── Extracted entries
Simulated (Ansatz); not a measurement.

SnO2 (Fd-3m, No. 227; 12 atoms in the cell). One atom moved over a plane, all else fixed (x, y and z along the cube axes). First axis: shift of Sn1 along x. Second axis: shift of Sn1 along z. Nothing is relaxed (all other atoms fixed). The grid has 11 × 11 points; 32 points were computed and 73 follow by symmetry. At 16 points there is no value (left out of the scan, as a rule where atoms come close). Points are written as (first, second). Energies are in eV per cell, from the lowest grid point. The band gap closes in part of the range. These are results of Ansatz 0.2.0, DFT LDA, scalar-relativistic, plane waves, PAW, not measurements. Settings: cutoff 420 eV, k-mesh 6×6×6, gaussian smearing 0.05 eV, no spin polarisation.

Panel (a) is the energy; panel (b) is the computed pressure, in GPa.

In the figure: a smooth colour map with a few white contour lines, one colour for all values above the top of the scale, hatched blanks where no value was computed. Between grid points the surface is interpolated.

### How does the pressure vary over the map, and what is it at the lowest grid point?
────

Could you repeat exactly the lines above from the line with "SnO2 (Fd-3m, No." up to and including the line with "In the figure: a", and only those?

# Your solution:
SnO2 (Fd-3m, No. 227; 12 atoms in the cell). One atom moved over a plane, all else fixed (x, y and z along the cube axes). First axis: shift of Sn1 along x. Second axis: shift of Sn1 along z. Nothing is relaxed (all other atoms fixed). The grid has 11 × 11 points; 32 points were computed and 73 follow by symmetry. At 16 points there is no value (left out of the scan, as a rule where atoms come close). Points are written as (first, second). Energies are in eV per cell, from the lowest grid point. The band gap closes in part of the range. These are results of Ansatz 0.2.0, DFT LDA, scalar-relativistic, plane waves, PAW, not measurements. Settings: cutoff 420 eV, k-mesh 6×6×6, gaussian smearing 0.05 eV, no spin polarisation.

Panel (a) is the energy; panel (b) is the computed pressure, in GPa.

In the figure: a smooth colour map with a few white contour lines, one colour for all values above the top of the scale, hatched blanks where no value was computed. Between grid points the surface is interpolated.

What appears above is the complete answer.